Exercise:
In full and without alteration, write out the lines below.

Dataset excerpts:
■ ■ ■

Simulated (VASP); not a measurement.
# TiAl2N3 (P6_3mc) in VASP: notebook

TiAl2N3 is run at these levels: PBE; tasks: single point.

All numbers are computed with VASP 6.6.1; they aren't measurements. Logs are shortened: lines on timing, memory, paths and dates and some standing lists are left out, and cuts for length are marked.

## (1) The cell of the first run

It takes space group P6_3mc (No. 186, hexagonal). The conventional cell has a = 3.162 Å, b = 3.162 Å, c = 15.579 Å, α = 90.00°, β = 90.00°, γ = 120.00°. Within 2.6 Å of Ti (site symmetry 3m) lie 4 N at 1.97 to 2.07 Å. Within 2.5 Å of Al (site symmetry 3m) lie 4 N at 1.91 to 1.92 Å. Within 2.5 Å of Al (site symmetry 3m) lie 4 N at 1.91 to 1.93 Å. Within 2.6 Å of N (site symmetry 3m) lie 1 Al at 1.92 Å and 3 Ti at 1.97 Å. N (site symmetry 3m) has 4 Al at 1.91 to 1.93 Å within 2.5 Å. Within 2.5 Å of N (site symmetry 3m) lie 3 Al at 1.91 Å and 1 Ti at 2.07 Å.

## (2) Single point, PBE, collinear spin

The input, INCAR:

■ ■ ■

Exercise result:
Simulated (VASP); not a measurement.
# TiAl2N3 (P6_3mc) in VASP: notebook

TiAl2N3 is run at these levels: PBE; tasks: single point.

All numbers are computed with VASP 6.6.1; they aren't measurements. Logs are shortened: lines on timing, memory, paths and dates and some standing lists are left out, and cuts for length are marked.

## (1) The cell of the first run

It takes space group P6_3mc (No. 186, hexagonal). The conventional cell has a = 3.162 Å, b = 3.162 Å, c = 15.579 Å, α = 90.00°, β = 90.00°, γ = 120.00°. Within 2.6 Å of Ti (site symmetry 3m) lie 4 N at 1.97 to 2.07 Å. Within 2.5 Å of Al (site symmetry 3m) lie 4 N at 1.91 to 1.92 Å. Within 2.5 Å of Al (site symmetry 3m) lie 4 N at 1.91 to 1.93 Å. Within 2.6 Å of N (site symmetry 3m) lie 1 Al at 1.92 Å and 3 Ti at 1.97 Å. N (site symmetry 3m) has 4 Al at 1.91 to 1.93 Å within 2.5 Å. Within 2.5 Å of N (site symmetry 3m) lie 3 Al at 1.91 Å and 1 Ti at 2.07 Å.

## (2) Single point, PBE, collinear spin

The input, INCAR:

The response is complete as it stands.